Information supplied:
-- Opening Marker --

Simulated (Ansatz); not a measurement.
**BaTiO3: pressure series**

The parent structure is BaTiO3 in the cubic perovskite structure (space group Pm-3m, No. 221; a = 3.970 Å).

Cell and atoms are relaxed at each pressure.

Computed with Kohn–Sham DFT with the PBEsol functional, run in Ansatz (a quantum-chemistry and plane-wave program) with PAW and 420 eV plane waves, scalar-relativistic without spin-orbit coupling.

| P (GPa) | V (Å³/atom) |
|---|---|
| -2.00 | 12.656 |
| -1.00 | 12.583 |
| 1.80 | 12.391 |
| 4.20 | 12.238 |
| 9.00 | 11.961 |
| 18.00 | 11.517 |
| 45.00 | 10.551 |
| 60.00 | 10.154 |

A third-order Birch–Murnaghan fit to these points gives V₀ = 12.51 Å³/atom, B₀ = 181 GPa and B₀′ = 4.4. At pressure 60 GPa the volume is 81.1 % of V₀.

-- Closing Marker --

Work instruction:
Repeat the records word for word.

Result:
Simulated (Ansatz); not a measurement.
**BaTiO3: pressure series**

The parent structure is BaTiO3 in the cubic perovskite structure (space group Pm-3m, No. 221; a = 3.970 Å).

Cell and atoms are relaxed at each pressure.

Computed with Kohn–Sham DFT with the PBEsol functional, run in Ansatz (a quantum-chemistry and plane-wave program) with PAW and 420 eV plane waves, scalar-relativistic without spin-orbit coupling.

| P (GPa) | V (Å³/atom) |
|---|---|
| -2.00 | 12.656 |
| -1.00 | 12.583 |
| 1.80 | 12.391 |
| 4.20 | 12.238 |
| 9.00 | 11.961 |
| 18.00 | 11.517 |
| 45.00 | 10.551 |
| 60.00 | 10.154 |

A third-order Birch–Murnaghan fit to these points gives V₀ = 12.51 Å³/atom, B₀ = 181 GPa and B₀′ = 4.4. At pressure 60 GPa the volume is 81.1 % of V₀.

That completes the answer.